**ACTION ITEM**.
Copy out the lines of the records below, and only those lines, from the one with "Settings: cutoff 420" through the one with "The cell is", exactly as they appear.

====== RECORDS SHOWN

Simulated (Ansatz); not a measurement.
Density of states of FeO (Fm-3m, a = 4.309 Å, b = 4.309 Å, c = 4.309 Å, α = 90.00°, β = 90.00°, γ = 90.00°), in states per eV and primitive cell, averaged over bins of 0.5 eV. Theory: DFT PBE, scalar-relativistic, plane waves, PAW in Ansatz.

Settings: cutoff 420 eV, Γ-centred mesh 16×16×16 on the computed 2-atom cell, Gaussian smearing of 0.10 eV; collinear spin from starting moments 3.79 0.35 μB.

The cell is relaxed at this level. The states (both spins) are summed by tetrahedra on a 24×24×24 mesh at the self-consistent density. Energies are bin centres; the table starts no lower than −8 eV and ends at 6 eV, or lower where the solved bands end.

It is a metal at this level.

============

**ANSWER BOX**.
Settings: cutoff 420 eV, Γ-centred mesh 16×16×16 on the computed 2-atom cell, Gaussian smearing of 0.10 eV; collinear spin from starting moments 3.79 0.35 μB.

The cell is relaxed at this level. The states (both spins) are summed by tetrahedra on a 24×24×24 mesh at the self-consistent density. Energies are bin centres; the table starts no lower than −8 eV and ends at 6 eV, or lower where the solved bands end.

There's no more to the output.